(Work order)
Please repeat only the stretch of records running from the first line through the line that contains "how much memory?".

(Record excerpts)
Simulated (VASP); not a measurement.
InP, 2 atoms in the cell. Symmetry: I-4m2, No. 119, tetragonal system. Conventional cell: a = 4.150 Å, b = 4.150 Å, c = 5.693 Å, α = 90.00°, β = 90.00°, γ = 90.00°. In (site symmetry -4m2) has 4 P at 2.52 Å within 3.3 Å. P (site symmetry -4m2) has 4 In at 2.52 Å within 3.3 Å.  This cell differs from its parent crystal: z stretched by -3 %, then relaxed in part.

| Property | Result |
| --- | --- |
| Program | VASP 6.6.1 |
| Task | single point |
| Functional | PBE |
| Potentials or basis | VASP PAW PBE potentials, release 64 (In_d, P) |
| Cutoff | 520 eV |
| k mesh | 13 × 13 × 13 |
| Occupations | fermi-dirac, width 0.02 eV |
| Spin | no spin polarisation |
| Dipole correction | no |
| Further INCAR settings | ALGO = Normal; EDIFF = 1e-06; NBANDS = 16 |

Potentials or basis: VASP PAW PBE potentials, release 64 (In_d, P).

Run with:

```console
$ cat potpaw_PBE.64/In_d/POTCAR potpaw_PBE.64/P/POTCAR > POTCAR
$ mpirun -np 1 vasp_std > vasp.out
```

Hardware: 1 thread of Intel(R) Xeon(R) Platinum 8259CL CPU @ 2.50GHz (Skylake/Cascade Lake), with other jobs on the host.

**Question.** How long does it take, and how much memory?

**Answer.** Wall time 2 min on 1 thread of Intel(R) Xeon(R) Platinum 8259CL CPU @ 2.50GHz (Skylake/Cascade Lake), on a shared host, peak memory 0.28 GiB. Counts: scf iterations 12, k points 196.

(Written response)
Simulated (VASP); not a measurement.
InP, 2 atoms in the cell. Symmetry: I-4m2, No. 119, tetragonal system. Conventional cell: a = 4.150 Å, b = 4.150 Å, c = 5.693 Å, α = 90.00°, β = 90.00°, γ = 90.00°. In (site symmetry -4m2) has 4 P at 2.52 Å within 3.3 Å. P (site symmetry -4m2) has 4 In at 2.52 Å within 3.3 Å.  This cell differs from its parent crystal: z stretched by -3 %, then relaxed in part.

| Property | Result |
| --- | --- |
| Program | VASP 6.6.1 |
| Task | single point |
| Functional | PBE |
| Potentials or basis | VASP PAW PBE potentials, release 64 (In_d, P) |
| Cutoff | 520 eV |
| k mesh | 13 × 13 × 13 |
| Occupations | fermi-dirac, width 0.02 eV |
| Spin | no spin polarisation |
| Dipole correction | no |
| Further INCAR settings | ALGO = Normal; EDIFF = 1e-06; NBANDS = 16 |

Potentials or basis: VASP PAW PBE potentials, release 64 (In_d, P).

Run with:

```console
$ cat potpaw_PBE.64/In_d/POTCAR potpaw_PBE.64/P/POTCAR > POTCAR
$ mpirun -np 1 vasp_std > vasp.out
```

Hardware: 1 thread of Intel(R) Xeon(R) Platinum 8259CL CPU @ 2.50GHz (Skylake/Cascade Lake), with other jobs on the host.

**Question.** How long does it take, and how much memory?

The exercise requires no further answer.